### Work instruction
Reproduce exactly, from the data that follows, the line with "Geometry: GFN2-xTB.", the line with "C₆H₇ClFO (doublet). Isosurfaces", and every line that lies between them.

=-=-=
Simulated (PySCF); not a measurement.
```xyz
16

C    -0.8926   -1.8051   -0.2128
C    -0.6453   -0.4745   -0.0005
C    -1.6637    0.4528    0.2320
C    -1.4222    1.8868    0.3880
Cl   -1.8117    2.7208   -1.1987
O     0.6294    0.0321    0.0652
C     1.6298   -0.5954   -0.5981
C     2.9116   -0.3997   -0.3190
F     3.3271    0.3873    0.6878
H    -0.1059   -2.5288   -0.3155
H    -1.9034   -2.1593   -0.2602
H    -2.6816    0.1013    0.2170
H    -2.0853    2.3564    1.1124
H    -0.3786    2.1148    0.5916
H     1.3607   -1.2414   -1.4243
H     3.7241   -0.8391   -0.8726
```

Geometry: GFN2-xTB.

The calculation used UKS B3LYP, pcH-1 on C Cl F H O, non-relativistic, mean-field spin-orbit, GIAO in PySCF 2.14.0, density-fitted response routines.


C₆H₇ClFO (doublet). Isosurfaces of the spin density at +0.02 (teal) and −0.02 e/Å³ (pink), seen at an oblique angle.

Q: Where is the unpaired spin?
=-=-=

### Response area
Geometry: GFN2-xTB.

The calculation used UKS B3LYP, pcH-1 on C Cl F H O, non-relativistic, mean-field spin-orbit, GIAO in PySCF 2.14.0, density-fitted response routines.


C₆H₇ClFO (doublet). Isosurfaces of the spin density at +0.02 (teal) and −0.02 e/Å³ (pink), seen at an oblique angle.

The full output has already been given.